==== Source data
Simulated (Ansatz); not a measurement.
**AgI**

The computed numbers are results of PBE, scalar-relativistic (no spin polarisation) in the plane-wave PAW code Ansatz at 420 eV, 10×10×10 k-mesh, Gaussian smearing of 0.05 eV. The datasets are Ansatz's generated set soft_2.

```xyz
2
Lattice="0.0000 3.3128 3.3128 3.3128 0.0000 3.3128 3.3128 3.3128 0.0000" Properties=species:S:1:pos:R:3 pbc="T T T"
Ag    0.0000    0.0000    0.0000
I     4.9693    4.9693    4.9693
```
========

* [Activity]
Copy the listing exactly.

* [Exercise output]
Simulated (Ansatz); not a measurement.
**AgI**

The computed numbers are results of PBE, scalar-relativistic (no spin polarisation) in the plane-wave PAW code Ansatz at 420 eV, 10×10×10 k-mesh, Gaussian smearing of 0.05 eV. The datasets are Ansatz's generated set soft_2.

```xyz
2
Lattice="0.0000 3.3128 3.3128 3.3128 0.0000 3.3128 3.3128 3.3128 0.0000" Properties=species:S:1:pos:R:3 pbc="T T T"
Ag    0.0000    0.0000    0.0000
I     4.9693    4.9693    4.9693
```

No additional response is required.